Start of Block
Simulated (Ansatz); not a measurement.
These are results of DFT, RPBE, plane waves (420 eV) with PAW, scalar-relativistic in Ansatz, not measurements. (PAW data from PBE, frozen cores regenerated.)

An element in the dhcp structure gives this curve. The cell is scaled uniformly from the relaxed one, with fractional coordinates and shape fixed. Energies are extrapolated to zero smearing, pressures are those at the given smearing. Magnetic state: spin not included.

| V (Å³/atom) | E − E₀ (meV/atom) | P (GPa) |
End of Block

EXERCISE.
Copy all of the entries above exactly as shown.

RESPONSE.
Simulated (Ansatz); not a measurement.
These are results of DFT, RPBE, plane waves (420 eV) with PAW, scalar-relativistic in Ansatz, not measurements. (PAW data from PBE, frozen cores regenerated.)

An element in the dhcp structure gives this curve. The cell is scaled uniformly from the relaxed one, with fractional coordinates and shape fixed. Energies are extrapolated to zero smearing, pressures are those at the given smearing. Magnetic state: spin not included.

| V (Å³/atom) | E − E₀ (meV/atom) | P (GPa) |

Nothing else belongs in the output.